# Work order
In this exercise, every entry is to be copied exactly.

# Dataset
⟨

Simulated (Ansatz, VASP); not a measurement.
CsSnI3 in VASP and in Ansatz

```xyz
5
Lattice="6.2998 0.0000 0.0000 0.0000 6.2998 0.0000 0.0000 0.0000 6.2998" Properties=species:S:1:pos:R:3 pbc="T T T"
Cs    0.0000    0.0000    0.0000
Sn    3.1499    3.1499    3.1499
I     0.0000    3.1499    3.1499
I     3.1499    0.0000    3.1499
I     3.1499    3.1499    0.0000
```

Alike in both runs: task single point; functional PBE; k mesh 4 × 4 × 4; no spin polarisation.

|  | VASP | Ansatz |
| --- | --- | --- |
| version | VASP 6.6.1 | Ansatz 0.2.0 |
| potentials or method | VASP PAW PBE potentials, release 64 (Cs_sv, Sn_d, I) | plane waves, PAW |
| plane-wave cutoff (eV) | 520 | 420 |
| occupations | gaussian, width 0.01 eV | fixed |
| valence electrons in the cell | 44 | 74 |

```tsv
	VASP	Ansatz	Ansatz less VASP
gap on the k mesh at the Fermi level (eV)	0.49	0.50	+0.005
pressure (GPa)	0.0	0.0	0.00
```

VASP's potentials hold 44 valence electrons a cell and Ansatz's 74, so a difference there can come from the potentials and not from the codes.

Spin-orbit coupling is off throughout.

⟩

# Task result
Simulated (Ansatz, VASP); not a measurement.
CsSnI3 in VASP and in Ansatz

```xyz
5
Lattice="6.2998 0.0000 0.0000 0.0000 6.2998 0.0000 0.0000 0.0000 6.2998" Properties=species:S:1:pos:R:3 pbc="T T T"
Cs    0.0000    0.0000    0.0000
Sn    3.1499    3.1499    3.1499
I     0.0000    3.1499    3.1499
I     3.1499    0.0000    3.1499
I     3.1499    3.1499    0.0000
```

Alike in both runs: task single point; functional PBE; k mesh 4 × 4 × 4; no spin polarisation.

|  | VASP | Ansatz |
| --- | --- | --- |
| version | VASP 6.6.1 | Ansatz 0.2.0 |
| potentials or method | VASP PAW PBE potentials, release 64 (Cs_sv, Sn_d, I) | plane waves, PAW |
| plane-wave cutoff (eV) | 520 | 420 |
| occupations | gaussian, width 0.01 eV | fixed |
| valence electrons in the cell | 44 | 74 |

```tsv
	VASP	Ansatz	Ansatz less VASP
gap on the k mesh at the Fermi level (eV)	0.49	0.50	+0.005
pressure (GPa)	0.0	0.0	0.00
```

VASP's potentials hold 44 valence electrons a cell and Ansatz's 74, so a difference there can come from the potentials and not from the codes.

Spin-orbit coupling is off throughout.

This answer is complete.